> [Source material]

-------------------------

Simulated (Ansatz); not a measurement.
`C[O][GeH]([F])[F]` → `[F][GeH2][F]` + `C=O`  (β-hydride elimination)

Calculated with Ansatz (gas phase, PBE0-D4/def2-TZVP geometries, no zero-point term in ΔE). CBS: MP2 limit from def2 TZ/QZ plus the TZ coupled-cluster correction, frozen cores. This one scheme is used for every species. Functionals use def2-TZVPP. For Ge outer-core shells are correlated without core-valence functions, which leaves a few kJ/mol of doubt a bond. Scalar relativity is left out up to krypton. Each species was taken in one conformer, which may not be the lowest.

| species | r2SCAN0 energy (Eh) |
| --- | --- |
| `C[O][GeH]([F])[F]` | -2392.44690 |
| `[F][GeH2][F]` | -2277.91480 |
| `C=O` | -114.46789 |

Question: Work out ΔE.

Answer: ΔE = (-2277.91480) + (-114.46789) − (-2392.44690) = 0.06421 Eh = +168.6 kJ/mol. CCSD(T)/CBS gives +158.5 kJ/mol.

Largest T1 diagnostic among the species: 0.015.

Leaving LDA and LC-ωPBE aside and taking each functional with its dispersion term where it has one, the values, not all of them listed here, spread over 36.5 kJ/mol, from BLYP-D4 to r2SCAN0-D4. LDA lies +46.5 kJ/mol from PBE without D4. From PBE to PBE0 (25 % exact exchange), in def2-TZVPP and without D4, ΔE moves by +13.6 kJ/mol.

-------------------------

> [Brief]
Give back exactly the lines of the listing, starting with the first and ending with the one bearing "Largest T1 diagnostic". Add no other lines.

> [Answer box]
Simulated (Ansatz); not a measurement.
`C[O][GeH]([F])[F]` → `[F][GeH2][F]` + `C=O`  (β-hydride elimination)

Calculated with Ansatz (gas phase, PBE0-D4/def2-TZVP geometries, no zero-point term in ΔE). CBS: MP2 limit from def2 TZ/QZ plus the TZ coupled-cluster correction, frozen cores. This one scheme is used for every species. Functionals use def2-TZVPP. For Ge outer-core shells are correlated without core-valence functions, which leaves a few kJ/mol of doubt a bond. Scalar relativity is left out up to krypton. Each species was taken in one conformer, which may not be the lowest.

| species | r2SCAN0 energy (Eh) |
| --- | --- |
| `C[O][GeH]([F])[F]` | -2392.44690 |
| `[F][GeH2][F]` | -2277.91480 |
| `C=O` | -114.46789 |

Question: Work out ΔE.

Answer: ΔE = (-2277.91480) + (-114.46789) − (-2392.44690) = 0.06421 Eh = +168.6 kJ/mol. CCSD(T)/CBS gives +158.5 kJ/mol.

Largest T1 diagnostic among the species: 0.015.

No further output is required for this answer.